RECORD SET -
== Segment start ==

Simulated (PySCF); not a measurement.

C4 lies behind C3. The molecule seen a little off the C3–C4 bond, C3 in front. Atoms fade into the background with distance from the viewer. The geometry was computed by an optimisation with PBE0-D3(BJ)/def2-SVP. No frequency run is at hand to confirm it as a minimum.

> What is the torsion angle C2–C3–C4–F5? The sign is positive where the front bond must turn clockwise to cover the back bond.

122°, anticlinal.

== Segment end ==

WORK TASK - Transcribe the data above exactly as it reads.

TASK OUTPUT -
Simulated (PySCF); not a measurement.

C4 lies behind C3. The molecule seen a little off the C3–C4 bond, C3 in front. Atoms fade into the background with distance from the viewer. The geometry was computed by an optimisation with PBE0-D3(BJ)/def2-SVP. No frequency run is at hand to confirm it as a minimum.

> What is the torsion angle C2–C3–C4–F5? The sign is positive where the front bond must turn clockwise to cover the back bond.

122°, anticlinal.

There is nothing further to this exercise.